[DATA FOR ANALYSIS — start]

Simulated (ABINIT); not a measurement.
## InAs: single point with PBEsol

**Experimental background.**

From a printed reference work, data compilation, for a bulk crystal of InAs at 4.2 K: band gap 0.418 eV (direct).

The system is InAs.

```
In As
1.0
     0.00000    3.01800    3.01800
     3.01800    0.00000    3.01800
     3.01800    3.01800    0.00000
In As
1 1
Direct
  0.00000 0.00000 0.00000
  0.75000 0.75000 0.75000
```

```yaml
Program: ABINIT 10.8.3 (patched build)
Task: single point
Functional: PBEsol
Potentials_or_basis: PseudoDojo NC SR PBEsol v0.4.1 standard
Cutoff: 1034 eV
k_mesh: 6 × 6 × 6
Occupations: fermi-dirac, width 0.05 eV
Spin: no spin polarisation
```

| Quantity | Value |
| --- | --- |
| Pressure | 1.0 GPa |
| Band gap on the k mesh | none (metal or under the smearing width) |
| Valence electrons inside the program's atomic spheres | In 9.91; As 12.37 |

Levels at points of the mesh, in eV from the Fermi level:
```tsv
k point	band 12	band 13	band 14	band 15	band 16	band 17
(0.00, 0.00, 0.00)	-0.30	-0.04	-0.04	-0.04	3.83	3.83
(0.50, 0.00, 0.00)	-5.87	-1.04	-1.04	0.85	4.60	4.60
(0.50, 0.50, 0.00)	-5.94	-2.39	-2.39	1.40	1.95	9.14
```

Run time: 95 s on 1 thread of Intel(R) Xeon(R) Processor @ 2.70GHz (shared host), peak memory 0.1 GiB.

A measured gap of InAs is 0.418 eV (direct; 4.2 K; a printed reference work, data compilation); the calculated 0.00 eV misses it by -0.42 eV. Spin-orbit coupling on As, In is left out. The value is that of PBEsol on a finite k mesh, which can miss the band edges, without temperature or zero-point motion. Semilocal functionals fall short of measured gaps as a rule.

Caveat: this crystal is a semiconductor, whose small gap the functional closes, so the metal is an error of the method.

[DATA FOR ANALYSIS — finish]

▶ **BRIEF**:
Restate word for word only the lines running from the beginning of the data to the line holding "Pressure | 1.0 GPa |", both included.

▶ **ANSWER SECTION**:
Simulated (ABINIT); not a measurement.
## InAs: single point with PBEsol

**Experimental background.**

From a printed reference work, data compilation, for a bulk crystal of InAs at 4.2 K: band gap 0.418 eV (direct).

The system is InAs.

```
In As
1.0
     0.00000    3.01800    3.01800
     3.01800    0.00000    3.01800
     3.01800    3.01800    0.00000
In As
1 1
Direct
  0.00000 0.00000 0.00000
  0.75000 0.75000 0.75000
```

```yaml
Program: ABINIT 10.8.3 (patched build)
Task: single point
Functional: PBEsol
Potentials_or_basis: PseudoDojo NC SR PBEsol v0.4.1 standard
Cutoff: 1034 eV
k_mesh: 6 × 6 × 6
Occupations: fermi-dirac, width 0.05 eV
Spin: no spin polarisation
```

| Quantity | Value |
| --- | --- |
| Pressure | 1.0 GPa |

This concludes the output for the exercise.